#### [DATASET RECORDS]
==============================
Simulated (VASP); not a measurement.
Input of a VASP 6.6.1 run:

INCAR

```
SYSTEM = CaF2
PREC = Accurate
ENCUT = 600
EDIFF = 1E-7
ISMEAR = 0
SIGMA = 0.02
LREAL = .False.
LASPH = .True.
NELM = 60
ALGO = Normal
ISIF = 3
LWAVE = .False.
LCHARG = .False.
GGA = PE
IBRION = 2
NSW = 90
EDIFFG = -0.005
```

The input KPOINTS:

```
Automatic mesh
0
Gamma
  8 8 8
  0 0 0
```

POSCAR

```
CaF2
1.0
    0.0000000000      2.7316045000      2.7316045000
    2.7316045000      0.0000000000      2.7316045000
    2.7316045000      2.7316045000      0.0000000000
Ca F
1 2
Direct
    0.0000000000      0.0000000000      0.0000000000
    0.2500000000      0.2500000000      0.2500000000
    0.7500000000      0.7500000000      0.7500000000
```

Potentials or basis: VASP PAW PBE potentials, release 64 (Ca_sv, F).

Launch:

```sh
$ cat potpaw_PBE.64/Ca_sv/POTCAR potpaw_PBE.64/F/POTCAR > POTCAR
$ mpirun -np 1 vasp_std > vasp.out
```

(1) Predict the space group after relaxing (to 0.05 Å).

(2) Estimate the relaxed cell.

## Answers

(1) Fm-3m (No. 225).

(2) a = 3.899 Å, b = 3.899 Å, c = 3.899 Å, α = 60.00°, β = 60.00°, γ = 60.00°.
==============================

#### [ASSIGNED TASK]
Above this instruction are the records; retype exactly the lines from the one containing "Potentials or basis: VASP" up to and including the one containing "(2) Estimate the relaxed cell.".

#### [REPLY]
Potentials or basis: VASP PAW PBE potentials, release 64 (Ca_sv, F).

Launch:

```sh
$ cat potpaw_PBE.64/Ca_sv/POTCAR potpaw_PBE.64/F/POTCAR > POTCAR
$ mpirun -np 1 vasp_std > vasp.out
```

(1) Predict the space group after relaxing (to 0.05 Å).

(2) Estimate the relaxed cell.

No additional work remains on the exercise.